:::::

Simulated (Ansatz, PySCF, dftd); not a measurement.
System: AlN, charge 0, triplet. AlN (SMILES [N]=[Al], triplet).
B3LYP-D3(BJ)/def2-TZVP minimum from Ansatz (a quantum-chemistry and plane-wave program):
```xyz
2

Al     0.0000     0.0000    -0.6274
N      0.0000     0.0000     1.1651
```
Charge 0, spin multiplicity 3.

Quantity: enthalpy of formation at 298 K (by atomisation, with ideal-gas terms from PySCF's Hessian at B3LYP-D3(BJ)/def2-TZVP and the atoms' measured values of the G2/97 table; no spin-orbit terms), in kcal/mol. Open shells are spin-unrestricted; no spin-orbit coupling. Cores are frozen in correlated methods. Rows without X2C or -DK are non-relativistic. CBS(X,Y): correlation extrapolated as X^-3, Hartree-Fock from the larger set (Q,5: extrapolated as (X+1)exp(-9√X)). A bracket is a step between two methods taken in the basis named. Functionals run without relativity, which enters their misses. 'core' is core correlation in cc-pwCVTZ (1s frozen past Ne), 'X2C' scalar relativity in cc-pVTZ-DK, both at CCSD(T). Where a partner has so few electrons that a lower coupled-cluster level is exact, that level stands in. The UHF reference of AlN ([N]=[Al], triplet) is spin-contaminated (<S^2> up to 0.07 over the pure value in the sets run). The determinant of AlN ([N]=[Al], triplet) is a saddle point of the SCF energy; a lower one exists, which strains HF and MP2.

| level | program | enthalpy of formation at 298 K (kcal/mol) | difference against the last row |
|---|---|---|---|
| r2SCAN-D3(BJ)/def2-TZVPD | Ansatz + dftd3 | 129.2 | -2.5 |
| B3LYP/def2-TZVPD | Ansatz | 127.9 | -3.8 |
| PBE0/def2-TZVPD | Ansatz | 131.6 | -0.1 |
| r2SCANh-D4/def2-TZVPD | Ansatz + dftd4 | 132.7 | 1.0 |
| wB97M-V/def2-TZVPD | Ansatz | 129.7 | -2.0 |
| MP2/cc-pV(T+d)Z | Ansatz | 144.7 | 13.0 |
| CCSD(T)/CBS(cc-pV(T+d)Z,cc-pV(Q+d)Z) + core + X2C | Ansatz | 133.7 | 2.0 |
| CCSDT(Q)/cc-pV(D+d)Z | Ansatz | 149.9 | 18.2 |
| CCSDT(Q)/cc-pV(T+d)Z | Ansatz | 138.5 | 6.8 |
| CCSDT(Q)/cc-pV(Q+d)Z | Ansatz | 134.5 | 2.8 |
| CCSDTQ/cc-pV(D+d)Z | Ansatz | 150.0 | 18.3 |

:::::

**Exercise**
In the entries above, the lines from the one bearing "132.7 | 1.0 |" up to and including the one bearing "134.5 | 2.8 |" should be transcribed exactly; no other line is wanted.

**Response box**
| r2SCANh-D4/def2-TZVPD | Ansatz + dftd4 | 132.7 | 1.0 |
| wB97M-V/def2-TZVPD | Ansatz | 129.7 | -2.0 |
| MP2/cc-pV(T+d)Z | Ansatz | 144.7 | 13.0 |
| CCSD(T)/CBS(cc-pV(T+d)Z,cc-pV(Q+d)Z) + core + X2C | Ansatz | 133.7 | 2.0 |
| CCSDT(Q)/cc-pV(D+d)Z | Ansatz | 149.9 | 18.2 |
| CCSDT(Q)/cc-pV(T+d)Z | Ansatz | 138.5 | 6.8 |
| CCSDT(Q)/cc-pV(Q+d)Z | Ansatz | 134.5 | 2.8 |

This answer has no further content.